Start of Data extracts
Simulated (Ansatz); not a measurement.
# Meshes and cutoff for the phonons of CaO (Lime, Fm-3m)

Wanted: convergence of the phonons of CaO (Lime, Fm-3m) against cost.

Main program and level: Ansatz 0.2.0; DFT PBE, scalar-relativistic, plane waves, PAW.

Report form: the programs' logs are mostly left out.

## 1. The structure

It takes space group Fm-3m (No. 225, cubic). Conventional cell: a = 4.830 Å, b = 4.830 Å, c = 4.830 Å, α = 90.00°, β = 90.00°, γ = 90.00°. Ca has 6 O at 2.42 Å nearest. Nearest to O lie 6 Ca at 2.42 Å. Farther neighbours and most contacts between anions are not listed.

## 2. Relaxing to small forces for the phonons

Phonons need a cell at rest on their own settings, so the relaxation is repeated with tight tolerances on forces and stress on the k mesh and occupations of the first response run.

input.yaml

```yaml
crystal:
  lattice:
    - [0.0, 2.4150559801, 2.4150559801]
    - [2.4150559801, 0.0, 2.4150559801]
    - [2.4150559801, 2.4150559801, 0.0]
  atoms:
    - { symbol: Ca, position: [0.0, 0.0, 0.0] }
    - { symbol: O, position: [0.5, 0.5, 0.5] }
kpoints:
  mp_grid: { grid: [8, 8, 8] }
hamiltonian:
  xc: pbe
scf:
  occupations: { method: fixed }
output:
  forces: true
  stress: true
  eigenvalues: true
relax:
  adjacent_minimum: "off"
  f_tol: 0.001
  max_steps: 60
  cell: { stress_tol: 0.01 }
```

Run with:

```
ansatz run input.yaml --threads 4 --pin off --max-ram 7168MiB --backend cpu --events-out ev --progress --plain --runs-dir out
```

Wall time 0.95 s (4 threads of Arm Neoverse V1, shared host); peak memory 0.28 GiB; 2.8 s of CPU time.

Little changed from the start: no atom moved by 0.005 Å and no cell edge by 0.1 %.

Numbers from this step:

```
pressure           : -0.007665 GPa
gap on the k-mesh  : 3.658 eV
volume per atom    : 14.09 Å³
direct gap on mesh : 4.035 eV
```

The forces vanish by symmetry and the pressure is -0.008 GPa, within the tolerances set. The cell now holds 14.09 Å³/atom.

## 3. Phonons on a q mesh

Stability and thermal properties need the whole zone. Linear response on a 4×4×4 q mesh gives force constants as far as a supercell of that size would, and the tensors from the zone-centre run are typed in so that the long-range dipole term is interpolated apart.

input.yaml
End of Data extracts

--- Exercise ---
Repeat the lines from the first one in the records through the line containing "## 2. Relaxing", exactly as written, and nothing else.

--- Answer section ---
Simulated (Ansatz); not a measurement.
# Meshes and cutoff for the phonons of CaO (Lime, Fm-3m)

Wanted: convergence of the phonons of CaO (Lime, Fm-3m) against cost.

Main program and level: Ansatz 0.2.0; DFT PBE, scalar-relativistic, plane waves, PAW.

Report form: the programs' logs are mostly left out.

## 1. The structure

It takes space group Fm-3m (No. 225, cubic). Conventional cell: a = 4.830 Å, b = 4.830 Å, c = 4.830 Å, α = 90.00°, β = 90.00°, γ = 90.00°. Ca has 6 O at 2.42 Å nearest. Nearest to O lie 6 Ca at 2.42 Å. Farther neighbours and most contacts between anions are not listed.

## 2. Relaxing to small forces for the phonons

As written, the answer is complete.